(WORK REQUEST):
Using the listing below, print exactly everything from the line with "(1) Predict the band gap on the k mesh." down to the line with "(4) 17.09 Å³/atom.", both included, and nothing more.

= = = = =

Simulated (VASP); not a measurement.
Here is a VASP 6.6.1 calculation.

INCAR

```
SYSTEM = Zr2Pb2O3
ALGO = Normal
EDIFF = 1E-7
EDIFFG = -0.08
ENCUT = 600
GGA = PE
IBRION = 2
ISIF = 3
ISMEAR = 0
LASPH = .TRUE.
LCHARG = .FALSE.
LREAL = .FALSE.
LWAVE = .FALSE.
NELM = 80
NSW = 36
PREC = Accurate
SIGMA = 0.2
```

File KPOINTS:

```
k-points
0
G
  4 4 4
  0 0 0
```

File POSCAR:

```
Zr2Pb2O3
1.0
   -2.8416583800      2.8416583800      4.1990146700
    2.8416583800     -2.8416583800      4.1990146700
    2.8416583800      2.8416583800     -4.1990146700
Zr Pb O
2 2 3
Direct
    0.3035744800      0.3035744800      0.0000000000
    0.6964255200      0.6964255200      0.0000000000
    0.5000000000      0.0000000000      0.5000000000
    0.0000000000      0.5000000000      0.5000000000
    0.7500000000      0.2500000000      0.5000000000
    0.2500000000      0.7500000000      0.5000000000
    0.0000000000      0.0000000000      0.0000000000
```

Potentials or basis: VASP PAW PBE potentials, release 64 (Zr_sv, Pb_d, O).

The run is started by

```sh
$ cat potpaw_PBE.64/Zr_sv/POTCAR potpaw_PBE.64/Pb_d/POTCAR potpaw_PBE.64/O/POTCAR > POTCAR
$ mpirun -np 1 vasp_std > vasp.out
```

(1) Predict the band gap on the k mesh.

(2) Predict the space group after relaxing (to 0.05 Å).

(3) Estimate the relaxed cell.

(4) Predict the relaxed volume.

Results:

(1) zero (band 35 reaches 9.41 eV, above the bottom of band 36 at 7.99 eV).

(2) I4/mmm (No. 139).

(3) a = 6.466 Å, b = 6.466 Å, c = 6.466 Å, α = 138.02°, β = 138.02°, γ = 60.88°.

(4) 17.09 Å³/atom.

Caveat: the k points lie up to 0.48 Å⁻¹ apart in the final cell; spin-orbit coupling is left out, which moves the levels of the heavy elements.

= = = = =

(WORKED SOLUTION):
(1) Predict the band gap on the k mesh.

(2) Predict the space group after relaxing (to 0.05 Å).

(3) Estimate the relaxed cell.

(4) Predict the relaxed volume.

Results:

(1) zero (band 35 reaches 9.41 eV, above the bottom of band 36 at 7.99 eV).

(2) I4/mmm (No. 139).

(3) a = 6.466 Å, b = 6.466 Å, c = 6.466 Å, α = 138.02°, β = 138.02°, γ = 60.88°.

(4) 17.09 Å³/atom.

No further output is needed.